_WORK TASK_
Are you able to retype all the records below exactly?

_RECORDS PROVIDED_
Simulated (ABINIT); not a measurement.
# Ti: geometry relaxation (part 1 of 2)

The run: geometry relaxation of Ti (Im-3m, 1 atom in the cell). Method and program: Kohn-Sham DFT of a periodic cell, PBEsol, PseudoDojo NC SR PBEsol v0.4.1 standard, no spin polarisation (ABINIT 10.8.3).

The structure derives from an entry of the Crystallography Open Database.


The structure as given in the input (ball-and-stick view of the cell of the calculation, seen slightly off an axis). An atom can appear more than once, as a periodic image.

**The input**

_WRITTEN REPLY_
Simulated (ABINIT); not a measurement.
# Ti: geometry relaxation (part 1 of 2)

The run: geometry relaxation of Ti (Im-3m, 1 atom in the cell). Method and program: Kohn-Sham DFT of a periodic cell, PBEsol, PseudoDojo NC SR PBEsol v0.4.1 standard, no spin polarisation (ABINIT 10.8.3).

The structure derives from an entry of the Crystallography Open Database.


The structure as given in the input (ball-and-stick view of the cell of the calculation, seen slightly off an axis). An atom can appear more than once, as a periodic image.

**The input**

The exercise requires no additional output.